*** Opening SUPPLIED MATERIAL ***

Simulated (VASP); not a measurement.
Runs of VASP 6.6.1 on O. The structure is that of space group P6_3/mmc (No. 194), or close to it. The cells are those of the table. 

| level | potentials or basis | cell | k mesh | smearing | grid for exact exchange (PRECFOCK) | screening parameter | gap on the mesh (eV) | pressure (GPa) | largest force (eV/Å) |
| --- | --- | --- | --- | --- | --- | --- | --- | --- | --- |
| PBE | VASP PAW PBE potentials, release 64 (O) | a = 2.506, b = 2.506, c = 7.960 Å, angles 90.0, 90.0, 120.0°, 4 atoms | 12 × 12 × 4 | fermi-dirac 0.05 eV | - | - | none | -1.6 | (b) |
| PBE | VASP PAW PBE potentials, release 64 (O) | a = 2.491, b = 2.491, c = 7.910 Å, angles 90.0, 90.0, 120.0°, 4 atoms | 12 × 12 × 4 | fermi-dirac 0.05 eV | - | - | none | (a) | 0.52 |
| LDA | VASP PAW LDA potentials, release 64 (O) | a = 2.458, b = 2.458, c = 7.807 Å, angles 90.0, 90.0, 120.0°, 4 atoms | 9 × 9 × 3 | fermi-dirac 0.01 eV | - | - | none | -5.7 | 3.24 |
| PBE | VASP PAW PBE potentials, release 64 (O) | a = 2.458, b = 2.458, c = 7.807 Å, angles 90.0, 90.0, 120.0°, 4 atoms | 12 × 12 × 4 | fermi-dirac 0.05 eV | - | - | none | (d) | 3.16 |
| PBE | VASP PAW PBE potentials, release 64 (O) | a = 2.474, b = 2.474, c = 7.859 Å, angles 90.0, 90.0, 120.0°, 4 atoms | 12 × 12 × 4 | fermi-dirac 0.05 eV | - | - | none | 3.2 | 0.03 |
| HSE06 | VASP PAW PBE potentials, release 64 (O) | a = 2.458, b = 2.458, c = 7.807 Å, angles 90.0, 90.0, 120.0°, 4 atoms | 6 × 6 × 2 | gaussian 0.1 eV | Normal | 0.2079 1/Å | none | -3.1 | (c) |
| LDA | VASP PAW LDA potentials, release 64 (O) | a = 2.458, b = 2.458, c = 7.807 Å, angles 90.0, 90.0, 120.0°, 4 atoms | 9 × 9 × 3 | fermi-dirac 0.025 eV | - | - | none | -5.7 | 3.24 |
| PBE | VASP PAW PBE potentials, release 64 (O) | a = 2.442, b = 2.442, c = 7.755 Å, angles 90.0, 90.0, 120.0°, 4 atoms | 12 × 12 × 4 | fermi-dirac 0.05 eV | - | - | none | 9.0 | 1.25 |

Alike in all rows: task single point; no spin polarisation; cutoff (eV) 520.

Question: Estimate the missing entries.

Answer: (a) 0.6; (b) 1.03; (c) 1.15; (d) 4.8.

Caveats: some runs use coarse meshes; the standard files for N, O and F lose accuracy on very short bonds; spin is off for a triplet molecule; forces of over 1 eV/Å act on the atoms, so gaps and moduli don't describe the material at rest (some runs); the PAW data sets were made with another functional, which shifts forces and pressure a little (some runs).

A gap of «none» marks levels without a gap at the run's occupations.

*** Closing SUPPLIED MATERIAL ***

• WORK ITEM:
What should be returned is the run of lines from the first line of the material through the line containing "3.2 | 0.03 |", exact and inclusive, and nothing else.

• TASK ANSWER:
Simulated (VASP); not a measurement.
Runs of VASP 6.6.1 on O. The structure is that of space group P6_3/mmc (No. 194), or close to it. The cells are those of the table. 

| level | potentials or basis | cell | k mesh | smearing | grid for exact exchange (PRECFOCK) | screening parameter | gap on the mesh (eV) | pressure (GPa) | largest force (eV/Å) |
| --- | --- | --- | --- | --- | --- | --- | --- | --- | --- |
| PBE | VASP PAW PBE potentials, release 64 (O) | a = 2.506, b = 2.506, c = 7.960 Å, angles 90.0, 90.0, 120.0°, 4 atoms | 12 × 12 × 4 | fermi-dirac 0.05 eV | - | - | none | -1.6 | (b) |
| PBE | VASP PAW PBE potentials, release 64 (O) | a = 2.491, b = 2.491, c = 7.910 Å, angles 90.0, 90.0, 120.0°, 4 atoms | 12 × 12 × 4 | fermi-dirac 0.05 eV | - | - | none | (a) | 0.52 |
| LDA | VASP PAW LDA potentials, release 64 (O) | a = 2.458, b = 2.458, c = 7.807 Å, angles 90.0, 90.0, 120.0°, 4 atoms | 9 × 9 × 3 | fermi-dirac 0.01 eV | - | - | none | -5.7 | 3.24 |
| PBE | VASP PAW PBE potentials, release 64 (O) | a = 2.458, b = 2.458, c = 7.807 Å, angles 90.0, 90.0, 120.0°, 4 atoms | 12 × 12 × 4 | fermi-dirac 0.05 eV | - | - | none | (d) | 3.16 |
| PBE | VASP PAW PBE potentials, release 64 (O) | a = 2.474, b = 2.474, c = 7.859 Å, angles 90.0, 90.0, 120.0°, 4 atoms | 12 × 12 × 4 | fermi-dirac 0.05 eV | - | - | none | 3.2 | 0.03 |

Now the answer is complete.